* [Exercise]:
Write out every entry word for word.

──────────────────────────────
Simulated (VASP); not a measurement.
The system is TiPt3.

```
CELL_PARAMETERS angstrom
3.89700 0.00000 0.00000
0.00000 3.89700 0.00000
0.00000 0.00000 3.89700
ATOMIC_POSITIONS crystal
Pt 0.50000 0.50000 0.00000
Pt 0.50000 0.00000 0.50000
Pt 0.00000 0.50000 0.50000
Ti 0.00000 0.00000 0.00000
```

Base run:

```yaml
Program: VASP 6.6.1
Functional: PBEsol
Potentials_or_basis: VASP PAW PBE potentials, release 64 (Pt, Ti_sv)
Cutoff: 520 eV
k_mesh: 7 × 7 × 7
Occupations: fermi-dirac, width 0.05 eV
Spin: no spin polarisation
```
──────────────────────────────

* [Expected answer]:
Simulated (VASP); not a measurement.
The system is TiPt3.

```
CELL_PARAMETERS angstrom
3.89700 0.00000 0.00000
0.00000 3.89700 0.00000
0.00000 0.00000 3.89700
ATOMIC_POSITIONS crystal
Pt 0.50000 0.50000 0.00000
Pt 0.50000 0.00000 0.50000
Pt 0.00000 0.50000 0.50000
Ti 0.00000 0.00000 0.00000
```

Base run:

```yaml
Program: VASP 6.6.1
Functional: PBEsol
Potentials_or_basis: VASP PAW PBE potentials, release 64 (Pt, Ti_sv)
Cutoff: 520 eV
k_mesh: 7 × 7 × 7
Occupations: fermi-dirac, width 0.05 eV
Spin: no spin polarisation
```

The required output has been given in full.